Required action: For the material that follows, return exactly the lines from the one with "Answer. Orbital C: σ, occupied, −5.06" through the one with "Orbital B: π, occupied, −4.95", both ends included.

(Given information Opens)

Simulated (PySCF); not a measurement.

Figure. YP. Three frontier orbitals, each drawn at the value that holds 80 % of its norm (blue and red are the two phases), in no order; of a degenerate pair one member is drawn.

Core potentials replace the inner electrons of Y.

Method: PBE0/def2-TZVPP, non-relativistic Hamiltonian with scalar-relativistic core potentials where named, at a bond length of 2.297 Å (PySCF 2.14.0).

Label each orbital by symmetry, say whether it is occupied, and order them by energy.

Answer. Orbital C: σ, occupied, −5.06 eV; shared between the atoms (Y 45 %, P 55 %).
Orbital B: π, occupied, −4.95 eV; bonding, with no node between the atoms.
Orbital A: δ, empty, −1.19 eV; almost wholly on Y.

(Given information Closes)

Task result:
Answer. Orbital C: σ, occupied, −5.06 eV; shared between the atoms (Y 45 %, P 55 %).
Orbital B: π, occupied, −4.95 eV; bonding, with no node between the atoms.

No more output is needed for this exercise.